>>>>

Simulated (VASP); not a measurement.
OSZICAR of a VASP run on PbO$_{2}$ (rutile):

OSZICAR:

<<<<

### Requirement
Set every line down again exactly. Begin with the first line of the entries and finish with the line containing "OSZICAR of a".

### Written response
Simulated (VASP); not a measurement.
OSZICAR of a VASP run on PbO$_{2}$ (rutile):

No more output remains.